══════════
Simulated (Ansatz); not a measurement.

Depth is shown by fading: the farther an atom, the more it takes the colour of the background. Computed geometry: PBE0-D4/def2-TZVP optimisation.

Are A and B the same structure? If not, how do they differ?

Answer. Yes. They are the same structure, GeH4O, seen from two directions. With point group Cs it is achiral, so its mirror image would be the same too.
══════════

● **Action item**: From the line holding "Depth is shown" to the line holding "Are A and B", inclusive, restate each line above exactly as written.

● **Your response**:
Depth is shown by fading: the farther an atom, the more it takes the colour of the background. Computed geometry: PBE0-D4/def2-TZVP optimisation.

Are A and B the same structure? If not, how do they differ?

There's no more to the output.